# Action item:
Copy exactly, please, the lines of the data from its start through the line containing "Problem. At 700".

━━━ Extracted records ━━━

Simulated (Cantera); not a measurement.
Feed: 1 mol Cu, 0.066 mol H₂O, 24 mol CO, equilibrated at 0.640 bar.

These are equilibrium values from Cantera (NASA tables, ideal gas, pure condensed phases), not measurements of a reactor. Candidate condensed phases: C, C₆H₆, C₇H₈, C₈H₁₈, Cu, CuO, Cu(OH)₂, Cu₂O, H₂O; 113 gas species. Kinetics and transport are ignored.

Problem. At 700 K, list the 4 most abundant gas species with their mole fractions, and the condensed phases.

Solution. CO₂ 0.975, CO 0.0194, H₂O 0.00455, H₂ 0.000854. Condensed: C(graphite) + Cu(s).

━━━

# Written reply:
Simulated (Cantera); not a measurement.
Feed: 1 mol Cu, 0.066 mol H₂O, 24 mol CO, equilibrated at 0.640 bar.

These are equilibrium values from Cantera (NASA tables, ideal gas, pure condensed phases), not measurements of a reactor. Candidate condensed phases: C, C₆H₆, C₇H₈, C₈H₁₈, Cu, CuO, Cu(OH)₂, Cu₂O, H₂O; 113 gas species. Kinetics and transport are ignored.

Problem. At 700 K, list the 4 most abundant gas species with their mole fractions, and the condensed phases.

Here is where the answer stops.